Your response should match the records line for line.

RAW DATA START
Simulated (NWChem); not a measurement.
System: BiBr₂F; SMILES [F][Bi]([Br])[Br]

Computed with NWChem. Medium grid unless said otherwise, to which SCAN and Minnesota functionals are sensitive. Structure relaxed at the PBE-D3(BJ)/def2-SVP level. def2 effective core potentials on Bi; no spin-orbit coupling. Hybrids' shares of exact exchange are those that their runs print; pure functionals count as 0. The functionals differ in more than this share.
RAW DATA END

--- REPLY ---
Simulated (NWChem); not a measurement.
System: BiBr₂F; SMILES [F][Bi]([Br])[Br]

Computed with NWChem. Medium grid unless said otherwise, to which SCAN and Minnesota functionals are sensitive. Structure relaxed at the PBE-D3(BJ)/def2-SVP level. def2 effective core potentials on Bi; no spin-orbit coupling. Hybrids' shares of exact exchange are those that their runs print; pure functionals count as 0. The functionals differ in more than this share.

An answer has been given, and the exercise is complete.